(Exercise) Type out every line below exactly as it reads.

==== Extracted data

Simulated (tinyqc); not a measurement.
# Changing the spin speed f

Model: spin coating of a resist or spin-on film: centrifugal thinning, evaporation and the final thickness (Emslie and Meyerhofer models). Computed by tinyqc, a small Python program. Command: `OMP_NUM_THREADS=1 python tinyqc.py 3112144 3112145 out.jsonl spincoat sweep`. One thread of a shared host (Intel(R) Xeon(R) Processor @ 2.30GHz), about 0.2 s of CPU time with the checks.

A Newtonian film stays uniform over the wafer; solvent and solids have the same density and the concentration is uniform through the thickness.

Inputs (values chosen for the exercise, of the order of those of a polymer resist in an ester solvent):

========

(Response)
Simulated (tinyqc); not a measurement.
# Changing the spin speed f

Model: spin coating of a resist or spin-on film: centrifugal thinning, evaporation and the final thickness (Emslie and Meyerhofer models). Computed by tinyqc, a small Python program. Command: `OMP_NUM_THREADS=1 python tinyqc.py 3112144 3112145 out.jsonl spincoat sweep`. One thread of a shared host (Intel(R) Xeon(R) Processor @ 2.30GHz), about 0.2 s of CPU time with the checks.

A Newtonian film stays uniform over the wafer; solvent and solids have the same density and the concentration is uniform through the thickness.

Inputs (values chosen for the exercise, of the order of those of a polymer resist in an ester solvent):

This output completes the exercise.